**THE DATA:**
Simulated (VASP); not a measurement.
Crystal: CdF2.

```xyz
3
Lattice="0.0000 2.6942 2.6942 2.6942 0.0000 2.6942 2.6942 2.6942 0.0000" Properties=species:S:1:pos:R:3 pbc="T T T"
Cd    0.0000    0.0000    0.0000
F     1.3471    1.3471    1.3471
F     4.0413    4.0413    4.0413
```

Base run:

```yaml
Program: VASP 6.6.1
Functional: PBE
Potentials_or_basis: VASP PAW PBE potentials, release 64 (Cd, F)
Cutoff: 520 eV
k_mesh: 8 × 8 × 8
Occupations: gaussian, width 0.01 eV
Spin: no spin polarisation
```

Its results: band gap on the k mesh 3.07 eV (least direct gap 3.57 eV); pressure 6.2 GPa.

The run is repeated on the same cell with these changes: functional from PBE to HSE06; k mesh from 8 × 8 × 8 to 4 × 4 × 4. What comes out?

**WORK ORDER:**
Give the records again, unchanged and complete.

**PROBLEM SOLUTION:**
Simulated (VASP); not a measurement.
Crystal: CdF2.

```xyz
3
Lattice="0.0000 2.6942 2.6942 2.6942 0.0000 2.6942 2.6942 2.6942 0.0000" Properties=species:S:1:pos:R:3 pbc="T T T"
Cd    0.0000    0.0000    0.0000
F     1.3471    1.3471    1.3471
F     4.0413    4.0413    4.0413
```

Base run:

```yaml
Program: VASP 6.6.1
Functional: PBE
Potentials_or_basis: VASP PAW PBE potentials, release 64 (Cd, F)
Cutoff: 520 eV
k_mesh: 8 × 8 × 8
Occupations: gaussian, width 0.01 eV
Spin: no spin polarisation
```

Its results: band gap on the k mesh 3.07 eV (least direct gap 3.57 eV); pressure 6.2 GPa.

The run is repeated on the same cell with these changes: functional from PBE to HSE06; k mesh from 8 × 8 × 8 to 4 × 4 × 4. What comes out?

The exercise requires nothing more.